▸ REQUIREMENT
Every line of the entries below from the one containing "0.8 | H 98 % |" to the one containing "63 %, C 37 % |", both ends included, must be written out exactly. No other line belongs in the answer.

▸ DATA LISTING
┌──

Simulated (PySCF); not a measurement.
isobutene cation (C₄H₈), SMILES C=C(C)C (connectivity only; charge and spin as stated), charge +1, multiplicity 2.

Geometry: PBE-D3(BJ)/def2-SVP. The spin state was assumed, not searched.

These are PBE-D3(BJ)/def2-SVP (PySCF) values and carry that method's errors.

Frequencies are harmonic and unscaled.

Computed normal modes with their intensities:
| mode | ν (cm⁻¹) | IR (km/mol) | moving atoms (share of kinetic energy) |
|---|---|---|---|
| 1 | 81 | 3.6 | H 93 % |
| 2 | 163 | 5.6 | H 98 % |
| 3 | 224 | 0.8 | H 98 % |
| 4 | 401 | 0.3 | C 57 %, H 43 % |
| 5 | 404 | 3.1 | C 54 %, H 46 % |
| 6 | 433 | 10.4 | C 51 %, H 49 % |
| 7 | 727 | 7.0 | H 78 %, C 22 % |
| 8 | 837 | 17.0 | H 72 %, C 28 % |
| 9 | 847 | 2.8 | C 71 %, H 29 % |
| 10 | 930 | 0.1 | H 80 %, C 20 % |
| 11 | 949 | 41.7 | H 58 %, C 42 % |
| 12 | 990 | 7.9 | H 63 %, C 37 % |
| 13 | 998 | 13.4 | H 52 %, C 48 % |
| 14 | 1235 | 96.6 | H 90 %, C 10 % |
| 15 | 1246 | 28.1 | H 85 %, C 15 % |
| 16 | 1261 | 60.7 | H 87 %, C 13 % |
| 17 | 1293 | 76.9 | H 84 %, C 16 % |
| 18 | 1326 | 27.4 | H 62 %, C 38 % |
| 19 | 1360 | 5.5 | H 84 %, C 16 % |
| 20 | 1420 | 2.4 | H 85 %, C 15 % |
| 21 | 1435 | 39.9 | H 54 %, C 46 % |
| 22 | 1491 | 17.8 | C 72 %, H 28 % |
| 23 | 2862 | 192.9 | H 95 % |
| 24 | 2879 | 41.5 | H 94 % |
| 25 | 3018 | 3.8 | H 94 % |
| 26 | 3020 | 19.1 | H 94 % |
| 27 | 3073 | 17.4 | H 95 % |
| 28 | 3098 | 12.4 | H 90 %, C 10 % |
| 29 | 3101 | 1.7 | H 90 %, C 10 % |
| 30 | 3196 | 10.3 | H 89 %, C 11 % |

└──

▸ EXERCISE SOLUTION
| 3 | 224 | 0.8 | H 98 % |
| 4 | 401 | 0.3 | C 57 %, H 43 % |
| 5 | 404 | 3.1 | C 54 %, H 46 % |
| 6 | 433 | 10.4 | C 51 %, H 49 % |
| 7 | 727 | 7.0 | H 78 %, C 22 % |
| 8 | 837 | 17.0 | H 72 %, C 28 % |
| 9 | 847 | 2.8 | C 71 %, H 29 % |
| 10 | 930 | 0.1 | H 80 %, C 20 % |
| 11 | 949 | 41.7 | H 58 %, C 42 % |
| 12 | 990 | 7.9 | H 63 %, C 37 % |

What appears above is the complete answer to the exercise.